______

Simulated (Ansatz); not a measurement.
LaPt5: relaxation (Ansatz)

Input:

______

**Work item**: What do the records say? Quote them all exactly.

**Problem solution**:
Simulated (Ansatz); not a measurement.
LaPt5: relaxation (Ansatz)

Input:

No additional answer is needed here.